GIVEN INFORMATION:
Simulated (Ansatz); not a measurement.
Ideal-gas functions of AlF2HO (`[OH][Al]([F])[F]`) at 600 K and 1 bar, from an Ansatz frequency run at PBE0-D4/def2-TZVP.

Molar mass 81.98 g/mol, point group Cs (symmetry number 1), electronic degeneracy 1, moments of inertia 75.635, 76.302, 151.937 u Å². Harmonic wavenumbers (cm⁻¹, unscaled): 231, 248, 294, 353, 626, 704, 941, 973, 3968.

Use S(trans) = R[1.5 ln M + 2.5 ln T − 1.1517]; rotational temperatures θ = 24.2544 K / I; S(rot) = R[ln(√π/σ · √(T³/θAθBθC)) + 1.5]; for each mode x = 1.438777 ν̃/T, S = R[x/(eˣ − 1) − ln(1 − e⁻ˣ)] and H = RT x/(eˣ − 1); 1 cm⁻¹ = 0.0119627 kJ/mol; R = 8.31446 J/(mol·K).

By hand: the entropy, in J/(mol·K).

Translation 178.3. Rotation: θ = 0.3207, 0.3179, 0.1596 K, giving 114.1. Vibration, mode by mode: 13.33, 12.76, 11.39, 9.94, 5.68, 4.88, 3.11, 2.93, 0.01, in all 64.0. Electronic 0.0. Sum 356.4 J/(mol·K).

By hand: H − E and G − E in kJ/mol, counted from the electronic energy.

WORK ORDER: The full listing should be restated word for word.

EXPECTED ANSWER:
Simulated (Ansatz); not a measurement.
Ideal-gas functions of AlF2HO (`[OH][Al]([F])[F]`) at 600 K and 1 bar, from an Ansatz frequency run at PBE0-D4/def2-TZVP.

Molar mass 81.98 g/mol, point group Cs (symmetry number 1), electronic degeneracy 1, moments of inertia 75.635, 76.302, 151.937 u Å². Harmonic wavenumbers (cm⁻¹, unscaled): 231, 248, 294, 353, 626, 704, 941, 973, 3968.

Use S(trans) = R[1.5 ln M + 2.5 ln T − 1.1517]; rotational temperatures θ = 24.2544 K / I; S(rot) = R[ln(√π/σ · √(T³/θAθBθC)) + 1.5]; for each mode x = 1.438777 ν̃/T, S = R[x/(eˣ − 1) − ln(1 − e⁻ˣ)] and H = RT x/(eˣ − 1); 1 cm⁻¹ = 0.0119627 kJ/mol; R = 8.31446 J/(mol·K).

By hand: the entropy, in J/(mol·K).

Translation 178.3. Rotation: θ = 0.3207, 0.3179, 0.1596 K, giving 114.1. Vibration, mode by mode: 13.33, 12.76, 11.39, 9.94, 5.68, 4.88, 3.11, 2.93, 0.01, in all 64.0. Electronic 0.0. Sum 356.4 J/(mol·K).

By hand: H − E and G − E in kJ/mol, counted from the electronic energy.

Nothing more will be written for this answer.